### [ACTION ITEM]
Write out each entry once more so that it matches the original exactly.

### [SUPPLIED MATERIAL]
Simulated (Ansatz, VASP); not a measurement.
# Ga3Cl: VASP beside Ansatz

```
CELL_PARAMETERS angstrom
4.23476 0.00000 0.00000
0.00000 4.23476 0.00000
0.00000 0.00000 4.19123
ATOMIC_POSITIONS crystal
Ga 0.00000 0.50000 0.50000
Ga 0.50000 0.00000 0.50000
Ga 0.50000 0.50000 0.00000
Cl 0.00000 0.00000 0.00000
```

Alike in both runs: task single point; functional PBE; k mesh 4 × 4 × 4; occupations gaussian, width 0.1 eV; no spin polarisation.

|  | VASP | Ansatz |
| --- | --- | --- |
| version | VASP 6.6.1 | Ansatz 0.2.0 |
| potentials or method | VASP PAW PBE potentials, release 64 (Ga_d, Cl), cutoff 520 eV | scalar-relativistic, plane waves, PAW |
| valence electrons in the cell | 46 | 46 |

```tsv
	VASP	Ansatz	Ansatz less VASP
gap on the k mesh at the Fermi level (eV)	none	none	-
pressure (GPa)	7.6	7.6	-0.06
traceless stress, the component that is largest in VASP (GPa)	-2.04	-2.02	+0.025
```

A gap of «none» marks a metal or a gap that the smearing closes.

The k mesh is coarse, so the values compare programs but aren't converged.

### [ANSWER SECTION]
Simulated (Ansatz, VASP); not a measurement.
# Ga3Cl: VASP beside Ansatz

```
CELL_PARAMETERS angstrom
4.23476 0.00000 0.00000
0.00000 4.23476 0.00000
0.00000 0.00000 4.19123
ATOMIC_POSITIONS crystal
Ga 0.00000 0.50000 0.50000
Ga 0.50000 0.00000 0.50000
Ga 0.50000 0.50000 0.00000
Cl 0.00000 0.00000 0.00000
```

Alike in both runs: task single point; functional PBE; k mesh 4 × 4 × 4; occupations gaussian, width 0.1 eV; no spin polarisation.

|  | VASP | Ansatz |
| --- | --- | --- |
| version | VASP 6.6.1 | Ansatz 0.2.0 |
| potentials or method | VASP PAW PBE potentials, release 64 (Ga_d, Cl), cutoff 520 eV | scalar-relativistic, plane waves, PAW |
| valence electrons in the cell | 46 | 46 |

```tsv
	VASP	Ansatz	Ansatz less VASP
gap on the k mesh at the Fermi level (eV)	none	none	-
pressure (GPa)	7.6	7.6	-0.06
traceless stress, the component that is largest in VASP (GPa)	-2.04	-2.02	+0.025
```

A gap of «none» marks a metal or a gap that the smearing closes.

The k mesh is coarse, so the values compare programs but aren't converged.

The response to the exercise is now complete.